* [REQUIRED ACTION] From first line to last, give the material again unchanged.

* [DATASET]
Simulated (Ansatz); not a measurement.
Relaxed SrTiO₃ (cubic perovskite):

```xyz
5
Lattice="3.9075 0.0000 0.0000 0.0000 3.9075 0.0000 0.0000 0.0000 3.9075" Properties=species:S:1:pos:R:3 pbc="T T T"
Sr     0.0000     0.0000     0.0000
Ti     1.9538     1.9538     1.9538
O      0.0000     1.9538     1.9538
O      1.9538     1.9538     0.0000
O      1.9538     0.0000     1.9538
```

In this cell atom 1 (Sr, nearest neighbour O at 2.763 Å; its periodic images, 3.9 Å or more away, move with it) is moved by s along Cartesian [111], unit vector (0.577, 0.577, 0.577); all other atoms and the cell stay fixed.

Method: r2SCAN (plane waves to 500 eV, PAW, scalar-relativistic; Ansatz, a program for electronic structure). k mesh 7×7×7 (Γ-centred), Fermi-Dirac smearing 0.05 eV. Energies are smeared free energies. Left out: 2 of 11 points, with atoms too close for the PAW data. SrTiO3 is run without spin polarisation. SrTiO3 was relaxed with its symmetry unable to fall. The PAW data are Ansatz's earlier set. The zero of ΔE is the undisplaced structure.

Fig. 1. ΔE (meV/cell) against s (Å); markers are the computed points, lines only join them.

* [SOLUTION]
Simulated (Ansatz); not a measurement.
Relaxed SrTiO₃ (cubic perovskite):

```xyz
5
Lattice="3.9075 0.0000 0.0000 0.0000 3.9075 0.0000 0.0000 0.0000 3.9075" Properties=species:S:1:pos:R:3 pbc="T T T"
Sr     0.0000     0.0000     0.0000
Ti     1.9538     1.9538     1.9538
O      0.0000     1.9538     1.9538
O      1.9538     1.9538     0.0000
O      1.9538     0.0000     1.9538
```

In this cell atom 1 (Sr, nearest neighbour O at 2.763 Å; its periodic images, 3.9 Å or more away, move with it) is moved by s along Cartesian [111], unit vector (0.577, 0.577, 0.577); all other atoms and the cell stay fixed.

Method: r2SCAN (plane waves to 500 eV, PAW, scalar-relativistic; Ansatz, a program for electronic structure). k mesh 7×7×7 (Γ-centred), Fermi-Dirac smearing 0.05 eV. Energies are smeared free energies. Left out: 2 of 11 points, with atoms too close for the PAW data. SrTiO3 is run without spin polarisation. SrTiO3 was relaxed with its symmetry unable to fall. The PAW data are Ansatz's earlier set. The zero of ΔE is the undisplaced structure.

Fig. 1. ΔE (meV/cell) against s (Å); markers are the computed points, lines only join them.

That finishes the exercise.